*Supplied entries*:
+ + + + +

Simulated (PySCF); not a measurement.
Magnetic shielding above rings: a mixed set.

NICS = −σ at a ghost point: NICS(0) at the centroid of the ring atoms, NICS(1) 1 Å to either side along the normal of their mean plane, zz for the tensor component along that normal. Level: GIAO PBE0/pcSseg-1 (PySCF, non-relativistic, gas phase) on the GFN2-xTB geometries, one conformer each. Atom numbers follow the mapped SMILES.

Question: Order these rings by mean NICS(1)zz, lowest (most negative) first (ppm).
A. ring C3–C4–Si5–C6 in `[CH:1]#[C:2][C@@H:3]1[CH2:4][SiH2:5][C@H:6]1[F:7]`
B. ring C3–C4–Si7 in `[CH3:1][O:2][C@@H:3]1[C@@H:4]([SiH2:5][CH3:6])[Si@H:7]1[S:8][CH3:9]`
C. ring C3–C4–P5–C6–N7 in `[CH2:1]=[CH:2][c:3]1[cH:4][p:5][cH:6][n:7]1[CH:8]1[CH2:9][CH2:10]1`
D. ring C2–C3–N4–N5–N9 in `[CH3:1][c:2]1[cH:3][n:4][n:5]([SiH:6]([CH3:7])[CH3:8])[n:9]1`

+ + + + +

*Task item*: Reproduce the entries above in full by retyping them exactly.

*Exercise response*:
Simulated (PySCF); not a measurement.
Magnetic shielding above rings: a mixed set.

NICS = −σ at a ghost point: NICS(0) at the centroid of the ring atoms, NICS(1) 1 Å to either side along the normal of their mean plane, zz for the tensor component along that normal. Level: GIAO PBE0/pcSseg-1 (PySCF, non-relativistic, gas phase) on the GFN2-xTB geometries, one conformer each. Atom numbers follow the mapped SMILES.

Question: Order these rings by mean NICS(1)zz, lowest (most negative) first (ppm).
A. ring C3–C4–Si5–C6 in `[CH:1]#[C:2][C@@H:3]1[CH2:4][SiH2:5][C@H:6]1[F:7]`
B. ring C3–C4–Si7 in `[CH3:1][O:2][C@@H:3]1[C@@H:4]([SiH2:5][CH3:6])[Si@H:7]1[S:8][CH3:9]`
C. ring C3–C4–P5–C6–N7 in `[CH2:1]=[CH:2][c:3]1[cH:4][p:5][cH:6][n:7]1[CH:8]1[CH2:9][CH2:10]1`
D. ring C2–C3–N4–N5–N9 in `[CH3:1][c:2]1[cH:3][n:4][n:5]([SiH:6]([CH3:7])[CH3:8])[n:9]1`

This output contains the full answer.